Begin at the top of the listing below. Write each line out exactly, ending with the line that holds "As computed, A".

== Extracted entries

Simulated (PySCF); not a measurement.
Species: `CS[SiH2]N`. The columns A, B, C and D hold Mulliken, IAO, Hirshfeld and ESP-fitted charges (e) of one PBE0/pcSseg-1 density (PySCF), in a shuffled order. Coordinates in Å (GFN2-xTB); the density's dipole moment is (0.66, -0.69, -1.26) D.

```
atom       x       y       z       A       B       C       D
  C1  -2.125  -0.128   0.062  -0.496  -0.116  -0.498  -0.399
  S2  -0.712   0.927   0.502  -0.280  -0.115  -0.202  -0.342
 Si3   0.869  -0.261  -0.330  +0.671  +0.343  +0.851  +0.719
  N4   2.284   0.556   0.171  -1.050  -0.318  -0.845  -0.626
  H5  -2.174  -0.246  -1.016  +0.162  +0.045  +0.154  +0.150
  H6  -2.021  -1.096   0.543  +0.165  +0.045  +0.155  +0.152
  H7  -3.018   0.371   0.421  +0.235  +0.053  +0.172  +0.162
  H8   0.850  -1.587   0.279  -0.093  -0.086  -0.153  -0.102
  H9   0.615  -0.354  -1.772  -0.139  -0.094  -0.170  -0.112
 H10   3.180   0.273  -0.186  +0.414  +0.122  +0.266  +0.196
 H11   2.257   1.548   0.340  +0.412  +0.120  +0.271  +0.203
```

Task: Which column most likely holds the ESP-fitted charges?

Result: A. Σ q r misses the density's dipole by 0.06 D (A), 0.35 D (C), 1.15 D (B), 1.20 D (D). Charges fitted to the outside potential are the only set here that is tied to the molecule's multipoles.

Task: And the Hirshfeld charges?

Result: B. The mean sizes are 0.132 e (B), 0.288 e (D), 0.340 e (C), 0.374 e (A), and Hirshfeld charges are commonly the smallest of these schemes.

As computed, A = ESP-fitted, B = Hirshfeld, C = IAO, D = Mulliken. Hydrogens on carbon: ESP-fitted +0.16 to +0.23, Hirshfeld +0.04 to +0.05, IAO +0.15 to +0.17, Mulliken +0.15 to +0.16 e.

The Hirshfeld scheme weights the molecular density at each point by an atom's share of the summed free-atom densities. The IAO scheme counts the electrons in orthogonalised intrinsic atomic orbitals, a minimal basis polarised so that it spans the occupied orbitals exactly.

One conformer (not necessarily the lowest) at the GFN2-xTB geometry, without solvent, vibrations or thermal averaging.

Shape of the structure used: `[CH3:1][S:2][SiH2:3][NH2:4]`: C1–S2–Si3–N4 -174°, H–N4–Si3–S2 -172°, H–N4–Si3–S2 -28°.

====

Exercise solution:
Simulated (PySCF); not a measurement.
Species: `CS[SiH2]N`. The columns A, B, C and D hold Mulliken, IAO, Hirshfeld and ESP-fitted charges (e) of one PBE0/pcSseg-1 density (PySCF), in a shuffled order. Coordinates in Å (GFN2-xTB); the density's dipole moment is (0.66, -0.69, -1.26) D.

```
atom       x       y       z       A       B       C       D
  C1  -2.125  -0.128   0.062  -0.496  -0.116  -0.498  -0.399
  S2  -0.712   0.927   0.502  -0.280  -0.115  -0.202  -0.342
 Si3   0.869  -0.261  -0.330  +0.671  +0.343  +0.851  +0.719
  N4   2.284   0.556   0.171  -1.050  -0.318  -0.845  -0.626
  H5  -2.174  -0.246  -1.016  +0.162  +0.045  +0.154  +0.150
  H6  -2.021  -1.096   0.543  +0.165  +0.045  +0.155  +0.152
  H7  -3.018   0.371   0.421  +0.235  +0.053  +0.172  +0.162
  H8   0.850  -1.587   0.279  -0.093  -0.086  -0.153  -0.102
  H9   0.615  -0.354  -1.772  -0.139  -0.094  -0.170  -0.112
 H10   3.180   0.273  -0.186  +0.414  +0.122  +0.266  +0.196
 H11   2.257   1.548   0.340  +0.412  +0.120  +0.271  +0.203
```

Task: Which column most likely holds the ESP-fitted charges?

Result: A. Σ q r misses the density's dipole by 0.06 D (A), 0.35 D (C), 1.15 D (B), 1.20 D (D). Charges fitted to the outside potential are the only set here that is tied to the molecule's multipoles.

Task: And the Hirshfeld charges?

Result: B. The mean sizes are 0.132 e (B), 0.288 e (D), 0.340 e (C), 0.374 e (A), and Hirshfeld charges are commonly the smallest of these schemes.

As computed, A = ESP-fitted, B = Hirshfeld, C = IAO, D = Mulliken. Hydrogens on carbon: ESP-fitted +0.16 to +0.23, Hirshfeld +0.04 to +0.05, IAO +0.15 to +0.17, Mulliken +0.15 to +0.16 e.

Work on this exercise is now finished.